* [EXTRACTED MATERIAL]:
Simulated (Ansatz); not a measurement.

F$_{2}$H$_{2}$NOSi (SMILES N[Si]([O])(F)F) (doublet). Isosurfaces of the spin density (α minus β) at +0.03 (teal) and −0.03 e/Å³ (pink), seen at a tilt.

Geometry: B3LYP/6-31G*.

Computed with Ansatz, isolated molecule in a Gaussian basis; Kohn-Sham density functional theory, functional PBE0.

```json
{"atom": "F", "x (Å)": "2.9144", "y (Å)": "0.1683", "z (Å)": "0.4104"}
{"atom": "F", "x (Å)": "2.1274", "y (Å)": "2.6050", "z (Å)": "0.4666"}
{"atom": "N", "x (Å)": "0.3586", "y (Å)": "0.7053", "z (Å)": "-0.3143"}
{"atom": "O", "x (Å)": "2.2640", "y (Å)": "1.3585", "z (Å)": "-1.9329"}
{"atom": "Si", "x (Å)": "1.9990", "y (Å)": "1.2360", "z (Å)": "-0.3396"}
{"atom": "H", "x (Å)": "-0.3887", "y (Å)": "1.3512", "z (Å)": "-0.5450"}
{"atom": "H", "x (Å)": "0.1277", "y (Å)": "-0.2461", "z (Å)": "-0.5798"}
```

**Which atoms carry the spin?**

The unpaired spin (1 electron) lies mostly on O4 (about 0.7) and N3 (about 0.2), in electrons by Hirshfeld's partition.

* [EXERCISE]: Please restate only the opening stretch of the records above: every line from the first through the one containing "carry the spin?**", exactly as written.

* [ANSWER BOX]:
Simulated (Ansatz); not a measurement.

F$_{2}$H$_{2}$NOSi (SMILES N[Si]([O])(F)F) (doublet). Isosurfaces of the spin density (α minus β) at +0.03 (teal) and −0.03 e/Å³ (pink), seen at a tilt.

Geometry: B3LYP/6-31G*.

Computed with Ansatz, isolated molecule in a Gaussian basis; Kohn-Sham density functional theory, functional PBE0.

```json
{"atom": "F", "x (Å)": "2.9144", "y (Å)": "0.1683", "z (Å)": "0.4104"}
{"atom": "F", "x (Å)": "2.1274", "y (Å)": "2.6050", "z (Å)": "0.4666"}
{"atom": "N", "x (Å)": "0.3586", "y (Å)": "0.7053", "z (Å)": "-0.3143"}
{"atom": "O", "x (Å)": "2.2640", "y (Å)": "1.3585", "z (Å)": "-1.9329"}
{"atom": "Si", "x (Å)": "1.9990", "y (Å)": "1.2360", "z (Å)": "-0.3396"}
{"atom": "H", "x (Å)": "-0.3887", "y (Å)": "1.3512", "z (Å)": "-0.5450"}
{"atom": "H", "x (Å)": "0.1277", "y (Å)": "-0.2461", "z (Å)": "-0.5798"}
```

**Which atoms carry the spin?**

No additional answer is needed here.